ASSIGNED TASK: Nothing may be changed. Give the entries below again exactly.

==== INFORMATION GIVEN ====

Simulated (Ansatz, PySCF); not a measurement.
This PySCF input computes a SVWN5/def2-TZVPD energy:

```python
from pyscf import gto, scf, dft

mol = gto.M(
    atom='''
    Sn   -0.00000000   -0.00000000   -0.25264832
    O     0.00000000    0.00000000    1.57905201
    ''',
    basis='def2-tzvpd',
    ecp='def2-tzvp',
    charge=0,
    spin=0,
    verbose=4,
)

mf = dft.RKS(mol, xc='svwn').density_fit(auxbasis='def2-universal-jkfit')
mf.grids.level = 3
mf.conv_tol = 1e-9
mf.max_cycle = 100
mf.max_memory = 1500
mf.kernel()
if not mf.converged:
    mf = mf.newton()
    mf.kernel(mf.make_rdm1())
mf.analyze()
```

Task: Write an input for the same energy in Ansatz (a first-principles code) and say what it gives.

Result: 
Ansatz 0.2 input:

====

SOLUTION:
Simulated (Ansatz, PySCF); not a measurement.
This PySCF input computes a SVWN5/def2-TZVPD energy:

```python
from pyscf import gto, scf, dft

mol = gto.M(
    atom='''
    Sn   -0.00000000   -0.00000000   -0.25264832
    O     0.00000000    0.00000000    1.57905201
    ''',
    basis='def2-tzvpd',
    ecp='def2-tzvp',
    charge=0,
    spin=0,
    verbose=4,
)

mf = dft.RKS(mol, xc='svwn').density_fit(auxbasis='def2-universal-jkfit')
mf.grids.level = 3
mf.conv_tol = 1e-9
mf.max_cycle = 100
mf.max_memory = 1500
mf.kernel()
if not mf.converged:
    mf = mf.newton()
    mf.kernel(mf.make_rdm1())
mf.analyze()
```

Task: Write an input for the same energy in Ansatz (a first-principles code) and say what it gives.

Result: 
Ansatz 0.2 input:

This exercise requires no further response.